◆ Activity ◆
Output all of the entries below precisely as written.

◆ Extracted information ◆
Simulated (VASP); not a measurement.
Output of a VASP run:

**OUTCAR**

◆ Response area ◆
Simulated (VASP); not a measurement.
Output of a VASP run:

**OUTCAR**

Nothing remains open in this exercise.